_ _ _ _

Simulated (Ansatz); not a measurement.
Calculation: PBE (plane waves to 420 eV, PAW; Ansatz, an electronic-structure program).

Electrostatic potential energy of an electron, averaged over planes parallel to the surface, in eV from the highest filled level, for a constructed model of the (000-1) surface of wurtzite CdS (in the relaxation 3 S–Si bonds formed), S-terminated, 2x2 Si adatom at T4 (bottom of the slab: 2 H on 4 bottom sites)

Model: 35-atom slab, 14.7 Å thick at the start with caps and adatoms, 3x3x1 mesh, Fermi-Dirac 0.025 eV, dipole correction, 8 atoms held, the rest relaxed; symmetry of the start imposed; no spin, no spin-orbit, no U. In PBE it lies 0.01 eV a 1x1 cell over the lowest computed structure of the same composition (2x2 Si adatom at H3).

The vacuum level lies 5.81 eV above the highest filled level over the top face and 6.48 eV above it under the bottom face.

_ _ _ _

#### BRIEF:
What is needed is an exact copy of the entries above, from the first line through the line holding "Model: 35-atom slab, 14.7", with both of those lines kept; please give nothing else.

#### EXERCISE SOLUTION:
Simulated (Ansatz); not a measurement.
Calculation: PBE (plane waves to 420 eV, PAW; Ansatz, an electronic-structure program).

Electrostatic potential energy of an electron, averaged over planes parallel to the surface, in eV from the highest filled level, for a constructed model of the (000-1) surface of wurtzite CdS (in the relaxation 3 S–Si bonds formed), S-terminated, 2x2 Si adatom at T4 (bottom of the slab: 2 H on 4 bottom sites)

Model: 35-atom slab, 14.7 Å thick at the start with caps and adatoms, 3x3x1 mesh, Fermi-Dirac 0.025 eV, dipole correction, 8 atoms held, the rest relaxed; symmetry of the start imposed; no spin, no spin-orbit, no U. In PBE it lies 0.01 eV a 1x1 cell over the lowest computed structure of the same composition (2x2 Si adatom at H3).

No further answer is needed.